> _Requirement_: Repeat the listing below in full.

> _Source material_:
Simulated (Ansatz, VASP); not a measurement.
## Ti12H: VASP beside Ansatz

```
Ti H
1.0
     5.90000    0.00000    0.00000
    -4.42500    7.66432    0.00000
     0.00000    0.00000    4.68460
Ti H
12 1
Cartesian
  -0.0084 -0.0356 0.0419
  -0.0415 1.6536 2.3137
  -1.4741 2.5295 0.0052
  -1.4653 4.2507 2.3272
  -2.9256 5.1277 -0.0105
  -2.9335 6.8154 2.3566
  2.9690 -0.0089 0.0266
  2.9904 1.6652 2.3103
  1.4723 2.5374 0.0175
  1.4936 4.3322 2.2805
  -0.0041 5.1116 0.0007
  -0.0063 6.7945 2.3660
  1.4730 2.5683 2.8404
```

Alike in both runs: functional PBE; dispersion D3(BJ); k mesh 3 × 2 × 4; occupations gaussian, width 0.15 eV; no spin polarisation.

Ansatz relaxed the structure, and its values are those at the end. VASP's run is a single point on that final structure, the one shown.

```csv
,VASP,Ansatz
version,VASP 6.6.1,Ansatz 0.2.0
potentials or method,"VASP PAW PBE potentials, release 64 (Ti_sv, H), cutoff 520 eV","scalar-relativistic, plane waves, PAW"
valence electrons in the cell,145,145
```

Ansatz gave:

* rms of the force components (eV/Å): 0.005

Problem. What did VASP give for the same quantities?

> _Your solution_:
Simulated (Ansatz, VASP); not a measurement.
## Ti12H: VASP beside Ansatz

```
Ti H
1.0
     5.90000    0.00000    0.00000
    -4.42500    7.66432    0.00000
     0.00000    0.00000    4.68460
Ti H
12 1
Cartesian
  -0.0084 -0.0356 0.0419
  -0.0415 1.6536 2.3137
  -1.4741 2.5295 0.0052
  -1.4653 4.2507 2.3272
  -2.9256 5.1277 -0.0105
  -2.9335 6.8154 2.3566
  2.9690 -0.0089 0.0266
  2.9904 1.6652 2.3103
  1.4723 2.5374 0.0175
  1.4936 4.3322 2.2805
  -0.0041 5.1116 0.0007
  -0.0063 6.7945 2.3660
  1.4730 2.5683 2.8404
```

Alike in both runs: functional PBE; dispersion D3(BJ); k mesh 3 × 2 × 4; occupations gaussian, width 0.15 eV; no spin polarisation.

Ansatz relaxed the structure, and its values are those at the end. VASP's run is a single point on that final structure, the one shown.

```csv
,VASP,Ansatz
version,VASP 6.6.1,Ansatz 0.2.0
potentials or method,"VASP PAW PBE potentials, release 64 (Ti_sv, H), cutoff 520 eV","scalar-relativistic, plane waves, PAW"
valence electrons in the cell,145,145
```

Ansatz gave:

* rms of the force components (eV/Å): 0.005

Problem. What did VASP give for the same quantities?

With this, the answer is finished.